Work request:
Give the records once more, exactly as they stand.

Data shown:
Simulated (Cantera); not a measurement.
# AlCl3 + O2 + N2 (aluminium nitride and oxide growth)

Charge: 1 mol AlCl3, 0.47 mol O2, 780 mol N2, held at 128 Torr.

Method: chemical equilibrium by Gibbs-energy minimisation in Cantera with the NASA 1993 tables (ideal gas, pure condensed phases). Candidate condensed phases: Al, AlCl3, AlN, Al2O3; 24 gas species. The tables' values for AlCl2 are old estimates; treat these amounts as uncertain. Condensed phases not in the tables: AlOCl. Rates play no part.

Exercise response:
Simulated (Cantera); not a measurement.
# AlCl3 + O2 + N2 (aluminium nitride and oxide growth)

Charge: 1 mol AlCl3, 0.47 mol O2, 780 mol N2, held at 128 Torr.

Method: chemical equilibrium by Gibbs-energy minimisation in Cantera with the NASA 1993 tables (ideal gas, pure condensed phases). Candidate condensed phases: Al, AlCl3, AlN, Al2O3; 24 gas species. The tables' values for AlCl2 are old estimates; treat these amounts as uncertain. Condensed phases not in the tables: AlOCl. Rates play no part.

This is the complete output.